*REQUIRED ACTION*:
The expected output is the complete listing, copied exactly.

------ PROVIDED INFORMATION
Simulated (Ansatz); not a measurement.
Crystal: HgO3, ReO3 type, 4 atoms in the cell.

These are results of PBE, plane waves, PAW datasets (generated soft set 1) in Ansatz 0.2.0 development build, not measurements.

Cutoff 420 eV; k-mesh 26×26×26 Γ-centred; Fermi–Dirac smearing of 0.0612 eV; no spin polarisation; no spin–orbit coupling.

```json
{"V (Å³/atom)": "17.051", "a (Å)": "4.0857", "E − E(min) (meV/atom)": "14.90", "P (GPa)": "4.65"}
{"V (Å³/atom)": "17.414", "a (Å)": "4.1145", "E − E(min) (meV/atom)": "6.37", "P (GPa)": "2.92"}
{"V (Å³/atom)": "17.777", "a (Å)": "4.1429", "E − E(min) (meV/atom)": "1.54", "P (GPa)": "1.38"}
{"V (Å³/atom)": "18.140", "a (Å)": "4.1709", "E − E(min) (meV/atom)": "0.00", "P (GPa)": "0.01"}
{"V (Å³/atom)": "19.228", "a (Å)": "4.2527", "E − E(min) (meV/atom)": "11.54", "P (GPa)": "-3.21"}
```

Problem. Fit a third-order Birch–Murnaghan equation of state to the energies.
------------

*REPLY*:
Simulated (Ansatz); not a measurement.
Crystal: HgO3, ReO3 type, 4 atoms in the cell.

These are results of PBE, plane waves, PAW datasets (generated soft set 1) in Ansatz 0.2.0 development build, not measurements.

Cutoff 420 eV; k-mesh 26×26×26 Γ-centred; Fermi–Dirac smearing of 0.0612 eV; no spin polarisation; no spin–orbit coupling.

```json
{"V (Å³/atom)": "17.051", "a (Å)": "4.0857", "E − E(min) (meV/atom)": "14.90", "P (GPa)": "4.65"}
{"V (Å³/atom)": "17.414", "a (Å)": "4.1145", "E − E(min) (meV/atom)": "6.37", "P (GPa)": "2.92"}
{"V (Å³/atom)": "17.777", "a (Å)": "4.1429", "E − E(min) (meV/atom)": "1.54", "P (GPa)": "1.38"}
{"V (Å³/atom)": "18.140", "a (Å)": "4.1709", "E − E(min) (meV/atom)": "0.00", "P (GPa)": "0.01"}
{"V (Å³/atom)": "19.228", "a (Å)": "4.2527", "E − E(min) (meV/atom)": "11.54", "P (GPa)": "-3.21"}
```

Problem. Fit a third-order Birch–Murnaghan equation of state to the energies.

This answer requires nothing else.